» **ASSIGNMENT**: After locating "Question: Which values does VASP return?" in the listing below, copy that line and each one after it exactly, ending with the line that has "VASP's potentials hold".

» **AVAILABLE DATA**:
>>>

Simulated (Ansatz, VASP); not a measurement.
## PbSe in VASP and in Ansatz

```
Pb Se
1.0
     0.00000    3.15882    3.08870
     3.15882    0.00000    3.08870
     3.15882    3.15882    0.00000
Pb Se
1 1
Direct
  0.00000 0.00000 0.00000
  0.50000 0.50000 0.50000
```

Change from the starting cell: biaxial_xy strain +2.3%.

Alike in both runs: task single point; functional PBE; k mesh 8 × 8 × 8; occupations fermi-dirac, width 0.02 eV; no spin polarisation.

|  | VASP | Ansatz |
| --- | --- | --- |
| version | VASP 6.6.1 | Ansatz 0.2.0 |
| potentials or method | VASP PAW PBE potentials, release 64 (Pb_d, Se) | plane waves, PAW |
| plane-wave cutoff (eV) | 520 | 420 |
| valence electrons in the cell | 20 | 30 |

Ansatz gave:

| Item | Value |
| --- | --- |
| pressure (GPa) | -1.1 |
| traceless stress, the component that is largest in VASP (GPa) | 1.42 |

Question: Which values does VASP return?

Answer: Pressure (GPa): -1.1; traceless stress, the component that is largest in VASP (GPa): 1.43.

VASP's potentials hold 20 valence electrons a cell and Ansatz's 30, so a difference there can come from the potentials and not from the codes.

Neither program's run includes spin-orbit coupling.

<<<

» **RESPONSE**:
Question: Which values does VASP return?

Answer: Pressure (GPa): -1.1; traceless stress, the component that is largest in VASP (GPa): 1.43.

VASP's potentials hold 20 valence electrons a cell and Ansatz's 30, so a difference there can come from the potentials and not from the codes.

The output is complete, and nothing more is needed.